§ Work instruction
Beneath this instruction is a block of data; output from it exactly the lines that run from the one containing "C5–C6–F7 | 113.2° |" through the one containing "C3–C6–C5 | 99.1° |", inclusive.

** Material supplied follows **

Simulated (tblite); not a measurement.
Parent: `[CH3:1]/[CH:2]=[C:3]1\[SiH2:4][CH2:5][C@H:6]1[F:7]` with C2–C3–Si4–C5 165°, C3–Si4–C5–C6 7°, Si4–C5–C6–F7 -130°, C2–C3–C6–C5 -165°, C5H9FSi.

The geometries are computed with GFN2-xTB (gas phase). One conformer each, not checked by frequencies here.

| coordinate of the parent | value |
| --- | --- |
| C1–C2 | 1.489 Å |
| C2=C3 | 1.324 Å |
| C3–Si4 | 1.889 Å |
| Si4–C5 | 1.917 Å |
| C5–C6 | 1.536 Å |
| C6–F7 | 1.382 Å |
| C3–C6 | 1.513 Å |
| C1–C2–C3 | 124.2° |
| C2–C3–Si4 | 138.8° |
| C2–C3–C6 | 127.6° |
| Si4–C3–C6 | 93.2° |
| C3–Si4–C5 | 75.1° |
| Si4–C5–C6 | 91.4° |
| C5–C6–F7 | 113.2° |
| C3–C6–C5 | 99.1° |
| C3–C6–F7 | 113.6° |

** End of Material supplied **

§ Reply
| C5–C6–F7 | 113.2° |
| C3–C6–C5 | 99.1° |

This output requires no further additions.